::::::::

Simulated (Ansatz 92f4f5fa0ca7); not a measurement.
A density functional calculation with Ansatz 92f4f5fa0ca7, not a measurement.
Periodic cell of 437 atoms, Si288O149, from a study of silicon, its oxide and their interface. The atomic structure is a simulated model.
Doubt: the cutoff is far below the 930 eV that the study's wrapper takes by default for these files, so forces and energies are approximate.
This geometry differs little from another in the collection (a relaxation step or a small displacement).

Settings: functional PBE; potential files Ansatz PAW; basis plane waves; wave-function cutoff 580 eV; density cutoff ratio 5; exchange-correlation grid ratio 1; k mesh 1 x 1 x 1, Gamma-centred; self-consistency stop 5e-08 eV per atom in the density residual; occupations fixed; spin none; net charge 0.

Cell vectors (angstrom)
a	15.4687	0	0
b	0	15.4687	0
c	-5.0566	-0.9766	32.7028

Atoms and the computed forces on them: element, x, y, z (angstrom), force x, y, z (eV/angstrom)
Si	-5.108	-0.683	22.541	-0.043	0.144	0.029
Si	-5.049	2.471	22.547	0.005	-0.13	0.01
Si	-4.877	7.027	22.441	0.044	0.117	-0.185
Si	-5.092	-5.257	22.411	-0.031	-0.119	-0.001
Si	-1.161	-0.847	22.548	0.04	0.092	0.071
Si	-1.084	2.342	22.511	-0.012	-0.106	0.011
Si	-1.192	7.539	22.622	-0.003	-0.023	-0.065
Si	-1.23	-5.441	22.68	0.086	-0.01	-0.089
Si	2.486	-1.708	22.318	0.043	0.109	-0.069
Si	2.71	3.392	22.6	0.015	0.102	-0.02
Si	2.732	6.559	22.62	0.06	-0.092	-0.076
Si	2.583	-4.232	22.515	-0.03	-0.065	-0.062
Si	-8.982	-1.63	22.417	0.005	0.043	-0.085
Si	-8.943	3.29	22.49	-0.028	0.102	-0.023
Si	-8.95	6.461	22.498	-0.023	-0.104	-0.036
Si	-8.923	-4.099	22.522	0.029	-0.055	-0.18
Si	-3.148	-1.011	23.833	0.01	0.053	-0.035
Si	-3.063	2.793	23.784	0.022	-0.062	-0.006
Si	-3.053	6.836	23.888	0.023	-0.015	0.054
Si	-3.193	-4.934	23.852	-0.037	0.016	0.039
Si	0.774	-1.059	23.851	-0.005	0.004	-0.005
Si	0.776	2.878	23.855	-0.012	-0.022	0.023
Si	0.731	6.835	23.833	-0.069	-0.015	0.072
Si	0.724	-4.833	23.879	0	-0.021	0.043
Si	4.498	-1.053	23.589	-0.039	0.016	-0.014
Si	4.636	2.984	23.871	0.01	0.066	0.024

::::::::

→ **Assigned task**: From the very first line of the records down to the line with "This geometry differs", please write out each line exactly, including both ends and no other lines.

→ **Your response**:
Simulated (Ansatz 92f4f5fa0ca7); not a measurement.
A density functional calculation with Ansatz 92f4f5fa0ca7, not a measurement.
Periodic cell of 437 atoms, Si288O149, from a study of silicon, its oxide and their interface. The atomic structure is a simulated model.
Doubt: the cutoff is far below the 930 eV that the study's wrapper takes by default for these files, so forces and energies are approximate.
This geometry differs little from another in the collection (a relaxation step or a small displacement).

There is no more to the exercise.